****************

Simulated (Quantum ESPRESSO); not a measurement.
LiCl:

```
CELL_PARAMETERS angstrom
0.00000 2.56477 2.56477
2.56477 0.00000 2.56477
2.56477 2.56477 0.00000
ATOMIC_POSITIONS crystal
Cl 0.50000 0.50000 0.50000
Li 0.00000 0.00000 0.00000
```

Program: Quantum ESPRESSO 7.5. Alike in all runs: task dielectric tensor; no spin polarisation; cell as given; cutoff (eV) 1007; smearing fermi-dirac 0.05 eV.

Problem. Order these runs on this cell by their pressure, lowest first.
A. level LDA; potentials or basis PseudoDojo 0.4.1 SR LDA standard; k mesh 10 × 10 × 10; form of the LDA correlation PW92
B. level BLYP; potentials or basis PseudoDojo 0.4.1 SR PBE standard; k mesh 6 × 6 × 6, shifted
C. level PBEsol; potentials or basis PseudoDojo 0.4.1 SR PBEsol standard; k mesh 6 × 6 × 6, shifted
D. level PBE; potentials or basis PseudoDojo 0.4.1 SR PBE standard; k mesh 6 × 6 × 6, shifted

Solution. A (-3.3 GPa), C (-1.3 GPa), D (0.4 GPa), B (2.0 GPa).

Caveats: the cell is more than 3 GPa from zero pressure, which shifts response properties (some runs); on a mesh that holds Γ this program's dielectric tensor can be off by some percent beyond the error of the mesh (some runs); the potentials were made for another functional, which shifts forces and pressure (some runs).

****************

Assigned task: Would you restate exactly the lines of the material above, from its opening line through the line with "Solution. A (-3.3", and output only those?

Expected answer:
Simulated (Quantum ESPRESSO); not a measurement.
LiCl:

```
CELL_PARAMETERS angstrom
0.00000 2.56477 2.56477
2.56477 0.00000 2.56477
2.56477 2.56477 0.00000
ATOMIC_POSITIONS crystal
Cl 0.50000 0.50000 0.50000
Li 0.00000 0.00000 0.00000
```

Program: Quantum ESPRESSO 7.5. Alike in all runs: task dielectric tensor; no spin polarisation; cell as given; cutoff (eV) 1007; smearing fermi-dirac 0.05 eV.

Problem. Order these runs on this cell by their pressure, lowest first.
A. level LDA; potentials or basis PseudoDojo 0.4.1 SR LDA standard; k mesh 10 × 10 × 10; form of the LDA correlation PW92
B. level BLYP; potentials or basis PseudoDojo 0.4.1 SR PBE standard; k mesh 6 × 6 × 6, shifted
C. level PBEsol; potentials or basis PseudoDojo 0.4.1 SR PBEsol standard; k mesh 6 × 6 × 6, shifted
D. level PBE; potentials or basis PseudoDojo 0.4.1 SR PBE standard; k mesh 6 × 6 × 6, shifted

Solution. A (-3.3 GPa), C (-1.3 GPa), D (0.4 GPa), B (2.0 GPa).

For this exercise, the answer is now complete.